Work item: In the listing below, a line holding "- ε(0/−1) above the VBM (eV), r2SCAN: 1.00" and a line holding "- largest moment on one atom at charge −2" mark the range. Retype both exactly, with all lines between them.

Source data:
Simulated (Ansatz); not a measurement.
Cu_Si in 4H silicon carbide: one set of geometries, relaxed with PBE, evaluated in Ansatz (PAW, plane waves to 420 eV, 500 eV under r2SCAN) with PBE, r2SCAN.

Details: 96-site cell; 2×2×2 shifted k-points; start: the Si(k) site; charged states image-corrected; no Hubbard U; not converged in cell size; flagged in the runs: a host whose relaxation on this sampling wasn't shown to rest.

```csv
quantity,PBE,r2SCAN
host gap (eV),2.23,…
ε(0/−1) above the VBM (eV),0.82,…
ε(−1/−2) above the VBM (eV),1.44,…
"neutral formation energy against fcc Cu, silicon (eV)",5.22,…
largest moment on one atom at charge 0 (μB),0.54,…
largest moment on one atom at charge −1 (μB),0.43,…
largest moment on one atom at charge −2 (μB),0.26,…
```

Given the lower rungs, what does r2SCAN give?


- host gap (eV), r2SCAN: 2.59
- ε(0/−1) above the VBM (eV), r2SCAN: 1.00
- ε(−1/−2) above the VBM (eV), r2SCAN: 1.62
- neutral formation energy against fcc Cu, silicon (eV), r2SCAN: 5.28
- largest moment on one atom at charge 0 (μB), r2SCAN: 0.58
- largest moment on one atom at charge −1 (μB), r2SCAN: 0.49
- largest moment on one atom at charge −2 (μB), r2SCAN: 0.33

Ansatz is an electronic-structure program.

Task solution:
- ε(0/−1) above the VBM (eV), r2SCAN: 1.00
- ε(−1/−2) above the VBM (eV), r2SCAN: 1.62
- neutral formation energy against fcc Cu, silicon (eV), r2SCAN: 5.28
- largest moment on one atom at charge 0 (μB), r2SCAN: 0.58
- largest moment on one atom at charge −1 (μB), r2SCAN: 0.49
- largest moment on one atom at charge −2 (μB), r2SCAN: 0.33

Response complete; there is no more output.